Requirement: Retype the listing that follows, leaving nothing out.

### Given records
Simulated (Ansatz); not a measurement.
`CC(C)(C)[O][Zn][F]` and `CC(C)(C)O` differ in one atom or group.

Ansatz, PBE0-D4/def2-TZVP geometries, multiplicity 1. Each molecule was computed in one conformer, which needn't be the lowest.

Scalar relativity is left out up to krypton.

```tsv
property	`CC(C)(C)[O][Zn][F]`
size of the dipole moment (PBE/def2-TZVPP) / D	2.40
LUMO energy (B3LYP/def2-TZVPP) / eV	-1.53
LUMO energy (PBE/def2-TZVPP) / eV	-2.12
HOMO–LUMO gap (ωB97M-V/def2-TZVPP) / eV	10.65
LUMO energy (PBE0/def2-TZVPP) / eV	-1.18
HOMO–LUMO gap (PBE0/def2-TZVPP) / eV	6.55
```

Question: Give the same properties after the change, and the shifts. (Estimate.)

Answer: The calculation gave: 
######

Result:
Simulated (Ansatz); not a measurement.
`CC(C)(C)[O][Zn][F]` and `CC(C)(C)O` differ in one atom or group.

Ansatz, PBE0-D4/def2-TZVP geometries, multiplicity 1. Each molecule was computed in one conformer, which needn't be the lowest.

Scalar relativity is left out up to krypton.

```tsv
property	`CC(C)(C)[O][Zn][F]`
size of the dipole moment (PBE/def2-TZVPP) / D	2.40
LUMO energy (B3LYP/def2-TZVPP) / eV	-1.53
LUMO energy (PBE/def2-TZVPP) / eV	-2.12
HOMO–LUMO gap (ωB97M-V/def2-TZVPP) / eV	10.65
LUMO energy (PBE0/def2-TZVPP) / eV	-1.18
HOMO–LUMO gap (PBE0/def2-TZVPP) / eV	6.55
```

Question: Give the same properties after the change, and the shifts. (Estimate.)

Answer: The calculation gave: 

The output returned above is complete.